**Excerpted records**
=== Begin Enclosure ===

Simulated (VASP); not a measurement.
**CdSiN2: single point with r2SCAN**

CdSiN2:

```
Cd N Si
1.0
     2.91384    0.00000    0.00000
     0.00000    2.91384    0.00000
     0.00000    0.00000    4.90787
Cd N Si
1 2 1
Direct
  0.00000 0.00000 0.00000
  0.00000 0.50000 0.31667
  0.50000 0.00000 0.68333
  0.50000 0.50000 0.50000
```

=== End Enclosure ===

**Assigned task**
So that nothing is lost, write out each record exactly as it appears above.

**Response box**
Simulated (VASP); not a measurement.
**CdSiN2: single point with r2SCAN**

CdSiN2:

```
Cd N Si
1.0
     2.91384    0.00000    0.00000
     0.00000    2.91384    0.00000
     0.00000    0.00000    4.90787
Cd N Si
1 2 1
Direct
  0.00000 0.00000 0.00000
  0.00000 0.50000 0.31667
  0.50000 0.00000 0.68333
  0.50000 0.50000 0.50000
```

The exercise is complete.